■ **Given records**:
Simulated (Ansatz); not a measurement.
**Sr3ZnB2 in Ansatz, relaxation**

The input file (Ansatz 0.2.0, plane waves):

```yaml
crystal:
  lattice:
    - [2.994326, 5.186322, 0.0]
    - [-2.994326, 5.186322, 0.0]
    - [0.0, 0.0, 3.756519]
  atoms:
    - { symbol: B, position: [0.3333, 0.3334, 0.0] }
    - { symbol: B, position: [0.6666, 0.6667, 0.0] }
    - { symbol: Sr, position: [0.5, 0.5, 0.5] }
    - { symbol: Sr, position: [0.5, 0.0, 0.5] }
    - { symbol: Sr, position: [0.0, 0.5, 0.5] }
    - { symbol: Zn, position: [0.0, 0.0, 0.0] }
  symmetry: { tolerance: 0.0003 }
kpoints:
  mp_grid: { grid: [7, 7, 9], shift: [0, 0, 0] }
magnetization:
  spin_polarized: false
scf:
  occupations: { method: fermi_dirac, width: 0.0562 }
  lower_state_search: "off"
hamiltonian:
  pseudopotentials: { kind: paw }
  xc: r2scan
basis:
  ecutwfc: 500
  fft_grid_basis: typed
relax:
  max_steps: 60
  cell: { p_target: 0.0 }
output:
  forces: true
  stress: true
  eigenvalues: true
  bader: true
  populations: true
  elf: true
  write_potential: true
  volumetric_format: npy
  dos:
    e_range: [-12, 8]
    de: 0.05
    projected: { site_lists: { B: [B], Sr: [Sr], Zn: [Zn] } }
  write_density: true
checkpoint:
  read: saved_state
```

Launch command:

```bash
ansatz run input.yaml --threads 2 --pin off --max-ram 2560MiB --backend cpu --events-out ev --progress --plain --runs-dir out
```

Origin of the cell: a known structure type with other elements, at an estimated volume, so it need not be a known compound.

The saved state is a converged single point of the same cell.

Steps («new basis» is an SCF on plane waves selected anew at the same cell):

■ **Assignment**: From the first line of the records through the line with "The saved state", retype everything word for word, including both ends.

■ **Exercise solution**:
Simulated (Ansatz); not a measurement.
**Sr3ZnB2 in Ansatz, relaxation**

The input file (Ansatz 0.2.0, plane waves):

```yaml
crystal:
  lattice:
    - [2.994326, 5.186322, 0.0]
    - [-2.994326, 5.186322, 0.0]
    - [0.0, 0.0, 3.756519]
  atoms:
    - { symbol: B, position: [0.3333, 0.3334, 0.0] }
    - { symbol: B, position: [0.6666, 0.6667, 0.0] }
    - { symbol: Sr, position: [0.5, 0.5, 0.5] }
    - { symbol: Sr, position: [0.5, 0.0, 0.5] }
    - { symbol: Sr, position: [0.0, 0.5, 0.5] }
    - { symbol: Zn, position: [0.0, 0.0, 0.0] }
  symmetry: { tolerance: 0.0003 }
kpoints:
  mp_grid: { grid: [7, 7, 9], shift: [0, 0, 0] }
magnetization:
  spin_polarized: false
scf:
  occupations: { method: fermi_dirac, width: 0.0562 }
  lower_state_search: "off"
hamiltonian:
  pseudopotentials: { kind: paw }
  xc: r2scan
basis:
  ecutwfc: 500
  fft_grid_basis: typed
relax:
  max_steps: 60
  cell: { p_target: 0.0 }
output:
  forces: true
  stress: true
  eigenvalues: true
  bader: true
  populations: true
  elf: true
  write_potential: true
  volumetric_format: npy
  dos:
    e_range: [-12, 8]
    de: 0.05
    projected: { site_lists: { B: [B], Sr: [Sr], Zn: [Zn] } }
  write_density: true
checkpoint:
  read: saved_state
```

Launch command:

```bash
ansatz run input.yaml --threads 2 --pin off --max-ram 2560MiB --backend cpu --events-out ev --progress --plain --runs-dir out
```

Origin of the cell: a known structure type with other elements, at an estimated volume, so it need not be a known compound.

The saved state is a converged single point of the same cell.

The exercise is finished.